→ **SUPPLIED INFORMATION**:
_ _ _ _

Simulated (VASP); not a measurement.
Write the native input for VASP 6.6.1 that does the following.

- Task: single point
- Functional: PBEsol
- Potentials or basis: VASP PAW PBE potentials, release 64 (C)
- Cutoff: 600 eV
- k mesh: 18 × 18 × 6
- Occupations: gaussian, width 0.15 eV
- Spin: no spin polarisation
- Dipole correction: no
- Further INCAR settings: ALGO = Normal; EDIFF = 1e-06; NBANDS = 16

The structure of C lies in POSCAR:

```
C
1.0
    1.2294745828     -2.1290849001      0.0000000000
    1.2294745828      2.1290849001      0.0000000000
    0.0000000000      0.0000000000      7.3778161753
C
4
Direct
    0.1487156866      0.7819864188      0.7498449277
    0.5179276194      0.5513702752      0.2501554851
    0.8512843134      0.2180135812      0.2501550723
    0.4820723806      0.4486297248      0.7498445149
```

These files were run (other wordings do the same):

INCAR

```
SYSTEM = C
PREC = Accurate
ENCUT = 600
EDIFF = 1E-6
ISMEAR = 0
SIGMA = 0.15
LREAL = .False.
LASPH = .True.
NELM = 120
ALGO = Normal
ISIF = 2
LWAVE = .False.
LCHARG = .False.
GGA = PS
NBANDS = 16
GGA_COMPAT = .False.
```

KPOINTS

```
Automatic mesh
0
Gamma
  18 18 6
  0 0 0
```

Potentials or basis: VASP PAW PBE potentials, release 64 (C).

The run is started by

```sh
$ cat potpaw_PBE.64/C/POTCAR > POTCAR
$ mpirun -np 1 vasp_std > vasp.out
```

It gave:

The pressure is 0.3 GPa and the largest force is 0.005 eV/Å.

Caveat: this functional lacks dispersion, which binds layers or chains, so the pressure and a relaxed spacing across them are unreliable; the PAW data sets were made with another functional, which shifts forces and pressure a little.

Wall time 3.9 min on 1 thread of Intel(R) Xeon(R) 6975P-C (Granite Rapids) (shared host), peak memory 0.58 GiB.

_ _ _ _

→ **WORK TASK**: Each line from the top of the material above through the line containing "Caveat: this functional" must be output exactly, and no other line.

→ **WRITTEN REPLY**:
Simulated (VASP); not a measurement.
Write the native input for VASP 6.6.1 that does the following.

- Task: single point
- Functional: PBEsol
- Potentials or basis: VASP PAW PBE potentials, release 64 (C)
- Cutoff: 600 eV
- k mesh: 18 × 18 × 6
- Occupations: gaussian, width 0.15 eV
- Spin: no spin polarisation
- Dipole correction: no
- Further INCAR settings: ALGO = Normal; EDIFF = 1e-06; NBANDS = 16

The structure of C lies in POSCAR:

```
C
1.0
    1.2294745828     -2.1290849001      0.0000000000
    1.2294745828      2.1290849001      0.0000000000
    0.0000000000      0.0000000000      7.3778161753
C
4
Direct
    0.1487156866      0.7819864188      0.7498449277
    0.5179276194      0.5513702752      0.2501554851
    0.8512843134      0.2180135812      0.2501550723
    0.4820723806      0.4486297248      0.7498445149
```

These files were run (other wordings do the same):

INCAR

```
SYSTEM = C
PREC = Accurate
ENCUT = 600
EDIFF = 1E-6
ISMEAR = 0
SIGMA = 0.15
LREAL = .False.
LASPH = .True.
NELM = 120
ALGO = Normal
ISIF = 2
LWAVE = .False.
LCHARG = .False.
GGA = PS
NBANDS = 16
GGA_COMPAT = .False.
```

KPOINTS

```
Automatic mesh
0
Gamma
  18 18 6
  0 0 0
```

Potentials or basis: VASP PAW PBE potentials, release 64 (C).

The run is started by

```sh
$ cat potpaw_PBE.64/C/POTCAR > POTCAR
$ mpirun -np 1 vasp_std > vasp.out
```

It gave:

The pressure is 0.3 GPa and the largest force is 0.005 eV/Å.

Caveat: this functional lacks dispersion, which binds layers or chains, so the pressure and a relaxed spacing across them are unreliable; the PAW data sets were made with another functional, which shifts forces and pressure a little.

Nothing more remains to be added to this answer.